BRIEF
Each entry in this listing needs to be written out again, word for word.

RECORD EXCERPTS
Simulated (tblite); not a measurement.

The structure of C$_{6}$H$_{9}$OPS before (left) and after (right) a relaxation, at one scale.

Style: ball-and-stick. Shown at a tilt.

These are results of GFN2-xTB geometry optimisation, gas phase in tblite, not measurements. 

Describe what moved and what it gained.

RESPONSE
Simulated (tblite); not a measurement.

The structure of C$_{6}$H$_{9}$OPS before (left) and after (right) a relaxation, at one scale.

Style: ball-and-stick. Shown at a tilt.

These are results of GFN2-xTB geometry optimisation, gas phase in tblite, not measurements. 

Describe what moved and what it gained.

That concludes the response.